**ASSIGNED TASK:** Please set the lines down again exactly, from the top of the entries through the line that contains "Elapsed: 28 s, on".

⟨
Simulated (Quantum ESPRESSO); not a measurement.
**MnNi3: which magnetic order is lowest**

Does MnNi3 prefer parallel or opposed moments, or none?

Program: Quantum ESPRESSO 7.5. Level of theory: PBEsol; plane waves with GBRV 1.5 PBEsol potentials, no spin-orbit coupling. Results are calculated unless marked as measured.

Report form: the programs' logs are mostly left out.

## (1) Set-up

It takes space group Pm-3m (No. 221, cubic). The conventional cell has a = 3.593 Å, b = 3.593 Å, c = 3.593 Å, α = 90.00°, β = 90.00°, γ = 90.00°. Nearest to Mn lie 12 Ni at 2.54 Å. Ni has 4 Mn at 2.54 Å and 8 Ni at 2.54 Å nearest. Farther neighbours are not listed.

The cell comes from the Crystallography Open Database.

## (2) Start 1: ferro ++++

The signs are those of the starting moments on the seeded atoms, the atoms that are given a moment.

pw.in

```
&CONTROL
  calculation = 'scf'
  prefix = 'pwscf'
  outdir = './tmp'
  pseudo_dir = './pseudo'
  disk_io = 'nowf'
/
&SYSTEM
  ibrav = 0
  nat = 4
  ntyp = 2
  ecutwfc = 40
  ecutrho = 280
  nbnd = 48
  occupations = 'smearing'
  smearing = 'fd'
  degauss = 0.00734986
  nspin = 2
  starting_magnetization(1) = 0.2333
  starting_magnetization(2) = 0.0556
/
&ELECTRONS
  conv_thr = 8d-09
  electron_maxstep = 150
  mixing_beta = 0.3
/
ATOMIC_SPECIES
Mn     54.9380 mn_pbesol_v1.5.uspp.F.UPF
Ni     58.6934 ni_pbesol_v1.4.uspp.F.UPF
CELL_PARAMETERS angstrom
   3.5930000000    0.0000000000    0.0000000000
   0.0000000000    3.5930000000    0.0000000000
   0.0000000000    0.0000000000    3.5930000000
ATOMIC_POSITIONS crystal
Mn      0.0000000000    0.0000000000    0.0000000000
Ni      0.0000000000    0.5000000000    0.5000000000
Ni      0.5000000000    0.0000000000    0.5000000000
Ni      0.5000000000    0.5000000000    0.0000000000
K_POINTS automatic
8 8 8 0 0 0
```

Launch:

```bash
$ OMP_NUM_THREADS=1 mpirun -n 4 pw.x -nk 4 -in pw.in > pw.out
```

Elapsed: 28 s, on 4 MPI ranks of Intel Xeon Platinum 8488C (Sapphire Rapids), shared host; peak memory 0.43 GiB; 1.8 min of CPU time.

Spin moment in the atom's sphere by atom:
⟩

**TASK OUTPUT:**
Simulated (Quantum ESPRESSO); not a measurement.
**MnNi3: which magnetic order is lowest**

Does MnNi3 prefer parallel or opposed moments, or none?

Program: Quantum ESPRESSO 7.5. Level of theory: PBEsol; plane waves with GBRV 1.5 PBEsol potentials, no spin-orbit coupling. Results are calculated unless marked as measured.

Report form: the programs' logs are mostly left out.

## (1) Set-up

It takes space group Pm-3m (No. 221, cubic). The conventional cell has a = 3.593 Å, b = 3.593 Å, c = 3.593 Å, α = 90.00°, β = 90.00°, γ = 90.00°. Nearest to Mn lie 12 Ni at 2.54 Å. Ni has 4 Mn at 2.54 Å and 8 Ni at 2.54 Å nearest. Farther neighbours are not listed.

The cell comes from the Crystallography Open Database.

## (2) Start 1: ferro ++++

The signs are those of the starting moments on the seeded atoms, the atoms that are given a moment.

pw.in

```
&CONTROL
  calculation = 'scf'
  prefix = 'pwscf'
  outdir = './tmp'
  pseudo_dir = './pseudo'
  disk_io = 'nowf'
/
&SYSTEM
  ibrav = 0
  nat = 4
  ntyp = 2
  ecutwfc = 40
  ecutrho = 280
  nbnd = 48
  occupations = 'smearing'
  smearing = 'fd'
  degauss = 0.00734986
  nspin = 2
  starting_magnetization(1) = 0.2333
  starting_magnetization(2) = 0.0556
/
&ELECTRONS
  conv_thr = 8d-09
  electron_maxstep = 150
  mixing_beta = 0.3
/
ATOMIC_SPECIES
Mn     54.9380 mn_pbesol_v1.5.uspp.F.UPF
Ni     58.6934 ni_pbesol_v1.4.uspp.F.UPF
CELL_PARAMETERS angstrom
   3.5930000000    0.0000000000    0.0000000000
   0.0000000000    3.5930000000    0.0000000000
   0.0000000000    0.0000000000    3.5930000000
ATOMIC_POSITIONS crystal
Mn      0.0000000000    0.0000000000    0.0000000000
Ni      0.0000000000    0.5000000000    0.5000000000
Ni      0.5000000000    0.0000000000    0.5000000000
Ni      0.5000000000    0.5000000000    0.0000000000
K_POINTS automatic
8 8 8 0 0 0
```

Launch:

```bash
$ OMP_NUM_THREADS=1 mpirun -n 4 pw.x -nk 4 -in pw.in > pw.out
```

Elapsed: 28 s, on 4 MPI ranks of Intel Xeon Platinum 8488C (Sapphire Rapids), shared host; peak memory 0.43 GiB; 1.8 min of CPU time.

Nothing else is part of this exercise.